Line by line, reproduce exactly the beginning of the listing below, ending with the line that contains "131.8, 161.8 ppm." and adding nothing.

**EXTRACTED ENTRIES**
• • • • •
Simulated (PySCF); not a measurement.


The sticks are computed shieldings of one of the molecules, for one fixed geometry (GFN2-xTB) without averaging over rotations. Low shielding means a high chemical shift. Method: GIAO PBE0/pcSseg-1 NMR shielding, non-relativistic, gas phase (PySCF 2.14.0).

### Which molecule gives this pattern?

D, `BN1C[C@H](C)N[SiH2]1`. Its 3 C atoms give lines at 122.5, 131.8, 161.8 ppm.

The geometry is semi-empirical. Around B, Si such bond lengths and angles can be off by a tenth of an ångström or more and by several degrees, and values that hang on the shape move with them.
• • • • •

**TASK RESULT**
Simulated (PySCF); not a measurement.


The sticks are computed shieldings of one of the molecules, for one fixed geometry (GFN2-xTB) without averaging over rotations. Low shielding means a high chemical shift. Method: GIAO PBE0/pcSseg-1 NMR shielding, non-relativistic, gas phase (PySCF 2.14.0).

### Which molecule gives this pattern?

D, `BN1C[C@H](C)N[SiH2]1`. Its 3 C atoms give lines at 122.5, 131.8, 161.8 ppm.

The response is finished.